# INFORMATION SUPPLIED:
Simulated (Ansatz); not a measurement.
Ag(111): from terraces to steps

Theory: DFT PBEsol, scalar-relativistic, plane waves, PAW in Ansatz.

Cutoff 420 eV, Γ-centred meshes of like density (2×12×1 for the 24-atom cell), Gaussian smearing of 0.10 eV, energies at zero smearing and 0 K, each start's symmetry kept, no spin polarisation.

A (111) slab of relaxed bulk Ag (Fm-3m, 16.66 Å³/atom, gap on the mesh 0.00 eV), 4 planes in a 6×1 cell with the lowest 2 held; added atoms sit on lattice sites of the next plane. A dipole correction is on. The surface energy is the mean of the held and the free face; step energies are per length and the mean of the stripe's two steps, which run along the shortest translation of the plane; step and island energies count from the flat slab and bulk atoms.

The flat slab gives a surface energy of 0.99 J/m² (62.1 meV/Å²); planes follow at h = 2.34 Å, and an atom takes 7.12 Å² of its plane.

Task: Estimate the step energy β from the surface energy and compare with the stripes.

# REQUIRED ACTION:
Write down the entire listing above verbatim.

# RESPONSE BOX:
Simulated (Ansatz); not a measurement.
Ag(111): from terraces to steps

Theory: DFT PBEsol, scalar-relativistic, plane waves, PAW in Ansatz.

Cutoff 420 eV, Γ-centred meshes of like density (2×12×1 for the 24-atom cell), Gaussian smearing of 0.10 eV, energies at zero smearing and 0 K, each start's symmetry kept, no spin polarisation.

A (111) slab of relaxed bulk Ag (Fm-3m, 16.66 Å³/atom, gap on the mesh 0.00 eV), 4 planes in a 6×1 cell with the lowest 2 held; added atoms sit on lattice sites of the next plane. A dipole correction is on. The surface energy is the mean of the held and the free face; step energies are per length and the mean of the stripe's two steps, which run along the shortest translation of the plane; step and island energies count from the flat slab and bulk atoms.

The flat slab gives a surface energy of 0.99 J/m² (62.1 meV/Å²); planes follow at h = 2.34 Å, and an atom takes 7.12 Å² of its plane.

Task: Estimate the step energy β from the surface energy and compare with the stripes.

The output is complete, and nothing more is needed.